Segment Open

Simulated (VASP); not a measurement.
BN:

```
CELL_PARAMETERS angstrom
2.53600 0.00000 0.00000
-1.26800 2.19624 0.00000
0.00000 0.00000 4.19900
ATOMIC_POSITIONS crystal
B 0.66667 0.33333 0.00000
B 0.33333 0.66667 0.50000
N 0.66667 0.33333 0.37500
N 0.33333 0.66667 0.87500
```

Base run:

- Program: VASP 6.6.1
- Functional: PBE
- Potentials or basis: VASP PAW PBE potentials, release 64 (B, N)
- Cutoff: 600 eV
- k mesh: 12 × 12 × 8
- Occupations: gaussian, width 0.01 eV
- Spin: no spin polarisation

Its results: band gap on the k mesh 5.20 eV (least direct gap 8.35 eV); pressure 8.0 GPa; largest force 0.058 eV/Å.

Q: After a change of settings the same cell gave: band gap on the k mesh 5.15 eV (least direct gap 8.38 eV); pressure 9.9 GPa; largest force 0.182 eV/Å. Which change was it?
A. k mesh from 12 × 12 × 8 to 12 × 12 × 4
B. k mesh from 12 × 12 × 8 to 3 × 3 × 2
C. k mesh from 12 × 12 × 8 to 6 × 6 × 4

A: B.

Segment Closed

Exactly as written above, copy out all the records.

Simulated (VASP); not a measurement.
BN:

```
CELL_PARAMETERS angstrom
2.53600 0.00000 0.00000
-1.26800 2.19624 0.00000
0.00000 0.00000 4.19900
ATOMIC_POSITIONS crystal
B 0.66667 0.33333 0.00000
B 0.33333 0.66667 0.50000
N 0.66667 0.33333 0.37500
N 0.33333 0.66667 0.87500
```

Base run:

- Program: VASP 6.6.1
- Functional: PBE
- Potentials or basis: VASP PAW PBE potentials, release 64 (B, N)
- Cutoff: 600 eV
- k mesh: 12 × 12 × 8
- Occupations: gaussian, width 0.01 eV
- Spin: no spin polarisation

Its results: band gap on the k mesh 5.20 eV (least direct gap 8.35 eV); pressure 8.0 GPa; largest force 0.058 eV/Å.

Q: After a change of settings the same cell gave: band gap on the k mesh 5.15 eV (least direct gap 8.38 eV); pressure 9.9 GPa; largest force 0.182 eV/Å. Which change was it?
A. k mesh from 12 × 12 × 8 to 12 × 12 × 4
B. k mesh from 12 × 12 × 8 to 3 × 3 × 2
C. k mesh from 12 × 12 × 8 to 6 × 6 × 4

A: B.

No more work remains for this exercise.